** Opening Data under study block **

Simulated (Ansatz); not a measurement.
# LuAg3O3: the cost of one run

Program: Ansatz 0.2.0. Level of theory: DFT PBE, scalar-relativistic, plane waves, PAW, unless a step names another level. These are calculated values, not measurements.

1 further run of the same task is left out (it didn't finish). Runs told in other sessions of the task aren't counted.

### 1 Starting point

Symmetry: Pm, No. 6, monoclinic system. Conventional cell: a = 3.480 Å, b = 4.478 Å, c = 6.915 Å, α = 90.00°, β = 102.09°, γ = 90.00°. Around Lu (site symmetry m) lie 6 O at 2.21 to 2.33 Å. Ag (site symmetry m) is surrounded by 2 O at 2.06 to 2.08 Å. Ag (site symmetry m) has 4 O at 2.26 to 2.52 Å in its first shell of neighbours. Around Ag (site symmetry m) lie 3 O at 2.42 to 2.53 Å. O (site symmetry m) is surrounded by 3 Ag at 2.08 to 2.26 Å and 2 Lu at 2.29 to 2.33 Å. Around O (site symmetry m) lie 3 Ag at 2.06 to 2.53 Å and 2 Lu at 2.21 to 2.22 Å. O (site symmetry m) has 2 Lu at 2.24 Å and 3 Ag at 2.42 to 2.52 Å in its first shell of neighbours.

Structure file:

** Closing Data under study block **

**Exercise**
The entire listing is to be printed once more, word for word.

**Answer area**
Simulated (Ansatz); not a measurement.
# LuAg3O3: the cost of one run

Program: Ansatz 0.2.0. Level of theory: DFT PBE, scalar-relativistic, plane waves, PAW, unless a step names another level. These are calculated values, not measurements.

1 further run of the same task is left out (it didn't finish). Runs told in other sessions of the task aren't counted.

### 1 Starting point

Symmetry: Pm, No. 6, monoclinic system. Conventional cell: a = 3.480 Å, b = 4.478 Å, c = 6.915 Å, α = 90.00°, β = 102.09°, γ = 90.00°. Around Lu (site symmetry m) lie 6 O at 2.21 to 2.33 Å. Ag (site symmetry m) is surrounded by 2 O at 2.06 to 2.08 Å. Ag (site symmetry m) has 4 O at 2.26 to 2.52 Å in its first shell of neighbours. Around Ag (site symmetry m) lie 3 O at 2.42 to 2.53 Å. O (site symmetry m) is surrounded by 3 Ag at 2.08 to 2.26 Å and 2 Lu at 2.29 to 2.33 Å. Around O (site symmetry m) lie 3 Ag at 2.06 to 2.53 Å and 2 Lu at 2.21 to 2.22 Å. O (site symmetry m) has 2 Lu at 2.24 Å and 3 Ag at 2.42 to 2.52 Å in its first shell of neighbours.

Structure file:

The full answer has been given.